• Data listing:
---------------
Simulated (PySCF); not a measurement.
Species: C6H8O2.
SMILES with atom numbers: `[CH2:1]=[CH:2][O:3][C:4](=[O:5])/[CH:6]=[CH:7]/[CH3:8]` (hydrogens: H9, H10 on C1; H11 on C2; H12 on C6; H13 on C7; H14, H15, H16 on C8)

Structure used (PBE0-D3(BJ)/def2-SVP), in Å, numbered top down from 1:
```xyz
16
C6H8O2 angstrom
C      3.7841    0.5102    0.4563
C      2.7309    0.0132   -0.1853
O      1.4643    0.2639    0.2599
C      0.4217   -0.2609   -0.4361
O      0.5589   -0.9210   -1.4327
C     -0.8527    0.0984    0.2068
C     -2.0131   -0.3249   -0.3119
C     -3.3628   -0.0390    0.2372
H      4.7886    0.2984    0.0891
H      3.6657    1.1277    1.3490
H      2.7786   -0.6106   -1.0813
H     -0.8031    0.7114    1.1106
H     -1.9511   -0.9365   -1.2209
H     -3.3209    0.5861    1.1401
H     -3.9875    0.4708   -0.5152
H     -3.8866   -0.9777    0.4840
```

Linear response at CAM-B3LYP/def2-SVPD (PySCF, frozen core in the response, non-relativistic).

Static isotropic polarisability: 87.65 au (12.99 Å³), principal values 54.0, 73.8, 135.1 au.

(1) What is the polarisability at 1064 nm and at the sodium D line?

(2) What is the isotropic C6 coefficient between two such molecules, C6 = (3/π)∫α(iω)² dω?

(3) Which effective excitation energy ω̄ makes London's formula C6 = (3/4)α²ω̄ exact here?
---------------

Could you reproduce exactly the lines of the entries above, from the one with "Linear response at" through the one with "(1) What is", and nothing else?

Linear response at CAM-B3LYP/def2-SVPD (PySCF, frozen core in the response, non-relativistic).

Static isotropic polarisability: 87.65 au (12.99 Å³), principal values 54.0, 73.8, 135.1 au.

(1) What is the polarisability at 1064 nm and at the sodium D line?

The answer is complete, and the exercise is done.